DATA TO EXAMINE =
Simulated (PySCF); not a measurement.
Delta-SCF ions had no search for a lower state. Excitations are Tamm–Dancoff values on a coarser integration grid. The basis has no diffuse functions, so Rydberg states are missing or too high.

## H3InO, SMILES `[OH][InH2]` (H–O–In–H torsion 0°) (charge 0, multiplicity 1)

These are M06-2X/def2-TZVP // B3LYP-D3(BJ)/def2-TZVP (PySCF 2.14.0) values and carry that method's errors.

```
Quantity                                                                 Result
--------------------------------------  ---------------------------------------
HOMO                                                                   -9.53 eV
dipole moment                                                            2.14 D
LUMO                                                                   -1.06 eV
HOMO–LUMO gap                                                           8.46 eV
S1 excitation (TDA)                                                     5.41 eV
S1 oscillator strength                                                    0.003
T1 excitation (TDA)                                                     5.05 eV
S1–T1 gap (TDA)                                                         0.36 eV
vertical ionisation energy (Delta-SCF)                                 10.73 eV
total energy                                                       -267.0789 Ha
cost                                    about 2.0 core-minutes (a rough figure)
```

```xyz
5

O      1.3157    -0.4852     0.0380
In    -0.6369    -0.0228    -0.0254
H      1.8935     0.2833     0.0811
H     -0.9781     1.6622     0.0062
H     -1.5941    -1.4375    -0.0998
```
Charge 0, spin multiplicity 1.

REQUIREMENT =
What do the lines of the material read, from the first through the line with "## H3InO, SMILES"? Transcribe them exactly and stop there.

WRITTEN REPLY =
Simulated (PySCF); not a measurement.
Delta-SCF ions had no search for a lower state. Excitations are Tamm–Dancoff values on a coarser integration grid. The basis has no diffuse functions, so Rydberg states are missing or too high.

## H3InO, SMILES `[OH][InH2]` (H–O–In–H torsion 0°) (charge 0, multiplicity 1)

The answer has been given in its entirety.